## [Assignment]
Line by line, copy the material below exactly.

┌──

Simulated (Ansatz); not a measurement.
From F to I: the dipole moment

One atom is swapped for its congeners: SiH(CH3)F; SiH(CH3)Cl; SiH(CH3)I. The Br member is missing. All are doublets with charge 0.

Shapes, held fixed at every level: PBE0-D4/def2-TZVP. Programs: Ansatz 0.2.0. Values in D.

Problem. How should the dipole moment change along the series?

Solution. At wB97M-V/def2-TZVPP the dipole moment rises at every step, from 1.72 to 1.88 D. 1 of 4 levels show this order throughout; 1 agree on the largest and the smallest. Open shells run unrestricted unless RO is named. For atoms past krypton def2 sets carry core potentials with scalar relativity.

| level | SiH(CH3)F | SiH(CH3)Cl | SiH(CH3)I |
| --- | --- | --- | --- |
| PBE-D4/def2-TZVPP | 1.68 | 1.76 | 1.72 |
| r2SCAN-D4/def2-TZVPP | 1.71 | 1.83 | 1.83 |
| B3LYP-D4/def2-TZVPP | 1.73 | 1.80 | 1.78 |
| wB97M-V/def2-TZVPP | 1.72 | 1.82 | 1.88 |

└──

## [Task result]
Simulated (Ansatz); not a measurement.
From F to I: the dipole moment

One atom is swapped for its congeners: SiH(CH3)F; SiH(CH3)Cl; SiH(CH3)I. The Br member is missing. All are doublets with charge 0.

Shapes, held fixed at every level: PBE0-D4/def2-TZVP. Programs: Ansatz 0.2.0. Values in D.

Problem. How should the dipole moment change along the series?

Solution. At wB97M-V/def2-TZVPP the dipole moment rises at every step, from 1.72 to 1.88 D. 1 of 4 levels show this order throughout; 1 agree on the largest and the smallest. Open shells run unrestricted unless RO is named. For atoms past krypton def2 sets carry core potentials with scalar relativity.

| level | SiH(CH3)F | SiH(CH3)Cl | SiH(CH3)I |
| --- | --- | --- | --- |
| PBE-D4/def2-TZVPP | 1.68 | 1.76 | 1.72 |
| r2SCAN-D4/def2-TZVPP | 1.71 | 1.83 | 1.83 |
| B3LYP-D4/def2-TZVPP | 1.73 | 1.80 | 1.78 |
| wB97M-V/def2-TZVPP | 1.72 | 1.82 | 1.88 |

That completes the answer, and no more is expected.